Could you repeat every record below exactly as written?

------------------------------------------------

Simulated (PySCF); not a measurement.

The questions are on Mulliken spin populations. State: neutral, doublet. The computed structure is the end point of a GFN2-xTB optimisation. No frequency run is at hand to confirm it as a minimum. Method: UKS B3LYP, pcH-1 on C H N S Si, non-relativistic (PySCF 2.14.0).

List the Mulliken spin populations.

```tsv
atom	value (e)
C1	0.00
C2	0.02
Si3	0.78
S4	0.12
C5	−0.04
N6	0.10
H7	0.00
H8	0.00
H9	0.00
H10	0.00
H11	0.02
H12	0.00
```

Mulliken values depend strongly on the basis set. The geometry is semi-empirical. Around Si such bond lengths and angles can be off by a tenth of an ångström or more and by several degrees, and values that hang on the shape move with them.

------------------------------------------------

# [Exercise response]
Simulated (PySCF); not a measurement.

The questions are on Mulliken spin populations. State: neutral, doublet. The computed structure is the end point of a GFN2-xTB optimisation. No frequency run is at hand to confirm it as a minimum. Method: UKS B3LYP, pcH-1 on C H N S Si, non-relativistic (PySCF 2.14.0).

List the Mulliken spin populations.

```tsv
atom	value (e)
C1	0.00
C2	0.02
Si3	0.78
S4	0.12
C5	−0.04
N6	0.10
H7	0.00
H8	0.00
H9	0.00
H10	0.00
H11	0.02
H12	0.00
```

Mulliken values depend strongly on the basis set. The geometry is semi-empirical. Around Si such bond lengths and angles can be off by a tenth of an ångström or more and by several degrees, and values that hang on the shape move with them.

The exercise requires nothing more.